Assigned task
The line containing "Method: PySCF 2.14.0" marks the end: write out exactly every line from the first line of the data below through that line, and only those.

═══ Data listing

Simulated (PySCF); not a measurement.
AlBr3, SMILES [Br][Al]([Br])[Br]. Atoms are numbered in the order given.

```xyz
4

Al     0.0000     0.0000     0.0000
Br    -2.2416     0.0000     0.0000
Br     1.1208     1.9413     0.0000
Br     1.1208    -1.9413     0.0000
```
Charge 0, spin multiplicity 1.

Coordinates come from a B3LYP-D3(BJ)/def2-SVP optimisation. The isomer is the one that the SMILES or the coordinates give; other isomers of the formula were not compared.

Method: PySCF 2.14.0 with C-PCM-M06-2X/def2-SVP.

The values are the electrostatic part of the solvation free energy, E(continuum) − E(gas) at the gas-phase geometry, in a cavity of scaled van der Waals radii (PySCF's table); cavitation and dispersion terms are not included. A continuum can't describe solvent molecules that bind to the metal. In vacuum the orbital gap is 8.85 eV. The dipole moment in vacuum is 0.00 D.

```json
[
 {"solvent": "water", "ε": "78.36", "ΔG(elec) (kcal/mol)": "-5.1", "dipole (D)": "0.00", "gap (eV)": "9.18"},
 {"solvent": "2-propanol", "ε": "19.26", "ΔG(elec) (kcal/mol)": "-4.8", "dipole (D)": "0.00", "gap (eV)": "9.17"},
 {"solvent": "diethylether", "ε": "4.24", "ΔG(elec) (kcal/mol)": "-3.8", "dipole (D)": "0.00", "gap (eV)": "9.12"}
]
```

══════

Task result
Simulated (PySCF); not a measurement.
AlBr3, SMILES [Br][Al]([Br])[Br]. Atoms are numbered in the order given.

```xyz
4

Al     0.0000     0.0000     0.0000
Br    -2.2416     0.0000     0.0000
Br     1.1208     1.9413     0.0000
Br     1.1208    -1.9413     0.0000
```
Charge 0, spin multiplicity 1.

Coordinates come from a B3LYP-D3(BJ)/def2-SVP optimisation. The isomer is the one that the SMILES or the coordinates give; other isomers of the formula were not compared.

Method: PySCF 2.14.0 with C-PCM-M06-2X/def2-SVP.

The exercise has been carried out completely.